### Data supplied
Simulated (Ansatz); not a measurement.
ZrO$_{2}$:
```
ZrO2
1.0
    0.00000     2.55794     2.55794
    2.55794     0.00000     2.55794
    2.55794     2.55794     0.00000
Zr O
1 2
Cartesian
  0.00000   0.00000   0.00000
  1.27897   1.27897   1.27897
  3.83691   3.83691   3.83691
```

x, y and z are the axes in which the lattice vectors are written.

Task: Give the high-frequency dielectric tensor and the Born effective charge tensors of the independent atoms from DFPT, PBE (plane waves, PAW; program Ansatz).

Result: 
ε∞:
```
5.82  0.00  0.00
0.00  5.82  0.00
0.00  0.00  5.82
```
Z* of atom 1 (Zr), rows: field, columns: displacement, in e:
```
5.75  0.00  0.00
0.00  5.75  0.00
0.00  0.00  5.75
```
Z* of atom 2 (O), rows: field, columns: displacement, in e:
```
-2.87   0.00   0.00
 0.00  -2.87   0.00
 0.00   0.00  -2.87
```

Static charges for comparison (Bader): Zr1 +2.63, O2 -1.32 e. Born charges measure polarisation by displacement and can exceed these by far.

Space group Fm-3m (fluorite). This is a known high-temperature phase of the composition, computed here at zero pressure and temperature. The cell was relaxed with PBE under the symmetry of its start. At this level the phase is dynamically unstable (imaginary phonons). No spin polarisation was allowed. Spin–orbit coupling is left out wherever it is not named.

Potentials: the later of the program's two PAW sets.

### Work task
Exactly as they stand, set down the lines from the top of the data through the line with "Space group Fm-3m".

### Problem solution
Simulated (Ansatz); not a measurement.
ZrO$_{2}$:
```
ZrO2
1.0
    0.00000     2.55794     2.55794
    2.55794     0.00000     2.55794
    2.55794     2.55794     0.00000
Zr O
1 2
Cartesian
  0.00000   0.00000   0.00000
  1.27897   1.27897   1.27897
  3.83691   3.83691   3.83691
```

x, y and z are the axes in which the lattice vectors are written.

Task: Give the high-frequency dielectric tensor and the Born effective charge tensors of the independent atoms from DFPT, PBE (plane waves, PAW; program Ansatz).

Result: 
ε∞:
```
5.82  0.00  0.00
0.00  5.82  0.00
0.00  0.00  5.82
```
Z* of atom 1 (Zr), rows: field, columns: displacement, in e:
```
5.75  0.00  0.00
0.00  5.75  0.00
0.00  0.00  5.75
```
Z* of atom 2 (O), rows: field, columns: displacement, in e:
```
-2.87   0.00   0.00
 0.00  -2.87   0.00
 0.00   0.00  -2.87
```

Static charges for comparison (Bader): Zr1 +2.63, O2 -1.32 e. Born charges measure polarisation by displacement and can exceed these by far.

Space group Fm-3m (fluorite). This is a known high-temperature phase of the composition, computed here at zero pressure and temperature. The cell was relaxed with PBE under the symmetry of its start. At this level the phase is dynamically unstable (imaginary phonons). No spin polarisation was allowed. Spin–orbit coupling is left out wherever it is not named.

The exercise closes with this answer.